•••••

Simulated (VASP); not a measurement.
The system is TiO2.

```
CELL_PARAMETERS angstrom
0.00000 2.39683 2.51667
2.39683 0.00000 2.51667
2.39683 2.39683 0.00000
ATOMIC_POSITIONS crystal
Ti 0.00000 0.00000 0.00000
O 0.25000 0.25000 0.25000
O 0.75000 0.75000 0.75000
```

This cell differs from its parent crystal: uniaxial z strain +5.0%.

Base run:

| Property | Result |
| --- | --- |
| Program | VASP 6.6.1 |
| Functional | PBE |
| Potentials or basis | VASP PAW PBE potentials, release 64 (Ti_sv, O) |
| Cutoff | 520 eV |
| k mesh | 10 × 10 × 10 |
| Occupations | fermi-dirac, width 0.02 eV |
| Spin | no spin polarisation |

•••••

• **TASK ITEM**
The complete listing must be reproduced exactly as written.

• **RESPONSE AREA**
Simulated (VASP); not a measurement.
The system is TiO2.

```
CELL_PARAMETERS angstrom
0.00000 2.39683 2.51667
2.39683 0.00000 2.51667
2.39683 2.39683 0.00000
ATOMIC_POSITIONS crystal
Ti 0.00000 0.00000 0.00000
O 0.25000 0.25000 0.25000
O 0.75000 0.75000 0.75000
```

This cell differs from its parent crystal: uniaxial z strain +5.0%.

Base run:

| Property | Result |
| --- | --- |
| Program | VASP 6.6.1 |
| Functional | PBE |
| Potentials or basis | VASP PAW PBE potentials, release 64 (Ti_sv, O) |
| Cutoff | 520 eV |
| k mesh | 10 × 10 × 10 |
| Occupations | fermi-dirac, width 0.02 eV |
| Spin | no spin polarisation |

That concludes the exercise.